Data provided: Begin
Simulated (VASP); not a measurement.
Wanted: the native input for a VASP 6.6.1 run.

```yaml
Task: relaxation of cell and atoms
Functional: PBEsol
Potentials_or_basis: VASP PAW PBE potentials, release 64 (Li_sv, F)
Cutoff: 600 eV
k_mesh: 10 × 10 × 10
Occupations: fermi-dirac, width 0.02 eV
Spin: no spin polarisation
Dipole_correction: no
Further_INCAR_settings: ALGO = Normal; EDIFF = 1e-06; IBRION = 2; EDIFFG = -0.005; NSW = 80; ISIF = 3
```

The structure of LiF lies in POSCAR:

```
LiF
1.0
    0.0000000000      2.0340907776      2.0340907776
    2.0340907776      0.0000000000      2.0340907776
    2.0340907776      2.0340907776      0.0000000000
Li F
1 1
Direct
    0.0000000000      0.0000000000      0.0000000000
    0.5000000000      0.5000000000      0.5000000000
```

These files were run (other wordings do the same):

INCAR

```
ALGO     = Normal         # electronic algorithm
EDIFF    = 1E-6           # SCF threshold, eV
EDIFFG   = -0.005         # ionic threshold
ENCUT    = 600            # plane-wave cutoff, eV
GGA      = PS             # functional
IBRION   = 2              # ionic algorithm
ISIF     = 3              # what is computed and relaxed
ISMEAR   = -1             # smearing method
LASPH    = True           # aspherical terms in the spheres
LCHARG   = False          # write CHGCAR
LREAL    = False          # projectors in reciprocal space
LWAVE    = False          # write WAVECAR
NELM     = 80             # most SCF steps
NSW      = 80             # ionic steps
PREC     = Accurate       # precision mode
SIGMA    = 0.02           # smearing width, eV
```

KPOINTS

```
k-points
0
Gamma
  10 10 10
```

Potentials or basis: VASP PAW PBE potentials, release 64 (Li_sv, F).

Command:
Data provided: End

**Activity:**
Beginning at the first line of the records, give again each line exactly as written, ending with the line that contains "Potentials or basis: VASP".

**Result:**
Simulated (VASP); not a measurement.
Wanted: the native input for a VASP 6.6.1 run.

```yaml
Task: relaxation of cell and atoms
Functional: PBEsol
Potentials_or_basis: VASP PAW PBE potentials, release 64 (Li_sv, F)
Cutoff: 600 eV
k_mesh: 10 × 10 × 10
Occupations: fermi-dirac, width 0.02 eV
Spin: no spin polarisation
Dipole_correction: no
Further_INCAR_settings: ALGO = Normal; EDIFF = 1e-06; IBRION = 2; EDIFFG = -0.005; NSW = 80; ISIF = 3
```

The structure of LiF lies in POSCAR:

```
LiF
1.0
    0.0000000000      2.0340907776      2.0340907776
    2.0340907776      0.0000000000      2.0340907776
    2.0340907776      2.0340907776      0.0000000000
Li F
1 1
Direct
    0.0000000000      0.0000000000      0.0000000000
    0.5000000000      0.5000000000      0.5000000000
```

These files were run (other wordings do the same):

INCAR

```
ALGO     = Normal         # electronic algorithm
EDIFF    = 1E-6           # SCF threshold, eV
EDIFFG   = -0.005         # ionic threshold
ENCUT    = 600            # plane-wave cutoff, eV
GGA      = PS             # functional
IBRION   = 2              # ionic algorithm
ISIF     = 3              # what is computed and relaxed
ISMEAR   = -1             # smearing method
LASPH    = True           # aspherical terms in the spheres
LCHARG   = False          # write CHGCAR
LREAL    = False          # projectors in reciprocal space
LWAVE    = False          # write WAVECAR
NELM     = 80             # most SCF steps
NSW      = 80             # ionic steps
PREC     = Accurate       # precision mode
SIGMA    = 0.02           # smearing width, eV
```

KPOINTS

```
k-points
0
Gamma
  10 10 10
```

Potentials or basis: VASP PAW PBE potentials, release 64 (Li_sv, F).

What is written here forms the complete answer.